● BRIEF
Restate each entry shown beneath this instruction, keeping its wording intact.

==========
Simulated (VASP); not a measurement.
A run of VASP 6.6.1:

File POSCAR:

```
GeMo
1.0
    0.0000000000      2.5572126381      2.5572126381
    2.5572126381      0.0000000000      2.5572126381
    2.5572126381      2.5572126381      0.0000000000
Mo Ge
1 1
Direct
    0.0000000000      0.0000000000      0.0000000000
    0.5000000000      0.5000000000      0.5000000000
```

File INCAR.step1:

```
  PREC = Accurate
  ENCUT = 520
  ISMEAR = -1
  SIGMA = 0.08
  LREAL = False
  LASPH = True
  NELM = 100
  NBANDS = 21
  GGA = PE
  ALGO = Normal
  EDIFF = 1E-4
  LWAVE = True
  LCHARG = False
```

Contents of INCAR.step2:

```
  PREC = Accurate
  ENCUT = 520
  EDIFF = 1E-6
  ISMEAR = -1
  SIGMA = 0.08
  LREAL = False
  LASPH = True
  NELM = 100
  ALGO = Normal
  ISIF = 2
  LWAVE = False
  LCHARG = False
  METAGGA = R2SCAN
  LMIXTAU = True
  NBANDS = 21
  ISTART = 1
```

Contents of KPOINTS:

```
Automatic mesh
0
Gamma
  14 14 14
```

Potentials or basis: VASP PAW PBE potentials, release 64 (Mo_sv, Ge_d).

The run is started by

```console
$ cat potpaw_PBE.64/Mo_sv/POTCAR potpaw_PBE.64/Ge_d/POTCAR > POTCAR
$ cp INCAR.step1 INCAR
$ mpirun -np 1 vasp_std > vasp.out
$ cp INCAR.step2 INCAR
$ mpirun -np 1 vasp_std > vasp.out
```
==========

● SOLUTION
Simulated (VASP); not a measurement.
A run of VASP 6.6.1:

File POSCAR:

```
GeMo
1.0
    0.0000000000      2.5572126381      2.5572126381
    2.5572126381      0.0000000000      2.5572126381
    2.5572126381      2.5572126381      0.0000000000
Mo Ge
1 1
Direct
    0.0000000000      0.0000000000      0.0000000000
    0.5000000000      0.5000000000      0.5000000000
```

File INCAR.step1:

```
  PREC = Accurate
  ENCUT = 520
  ISMEAR = -1
  SIGMA = 0.08
  LREAL = False
  LASPH = True
  NELM = 100
  NBANDS = 21
  GGA = PE
  ALGO = Normal
  EDIFF = 1E-4
  LWAVE = True
  LCHARG = False
```

Contents of INCAR.step2:

```
  PREC = Accurate
  ENCUT = 520
  EDIFF = 1E-6
  ISMEAR = -1
  SIGMA = 0.08
  LREAL = False
  LASPH = True
  NELM = 100
  ALGO = Normal
  ISIF = 2
  LWAVE = False
  LCHARG = False
  METAGGA = R2SCAN
  LMIXTAU = True
  NBANDS = 21
  ISTART = 1
```

Contents of KPOINTS:

```
Automatic mesh
0
Gamma
  14 14 14
```

Potentials or basis: VASP PAW PBE potentials, release 64 (Mo_sv, Ge_d).

The run is started by

```console
$ cat potpaw_PBE.64/Mo_sv/POTCAR potpaw_PBE.64/Ge_d/POTCAR > POTCAR
$ cp INCAR.step1 INCAR
$ mpirun -np 1 vasp_std > vasp.out
$ cp INCAR.step2 INCAR
$ mpirun -np 1 vasp_std > vasp.out
```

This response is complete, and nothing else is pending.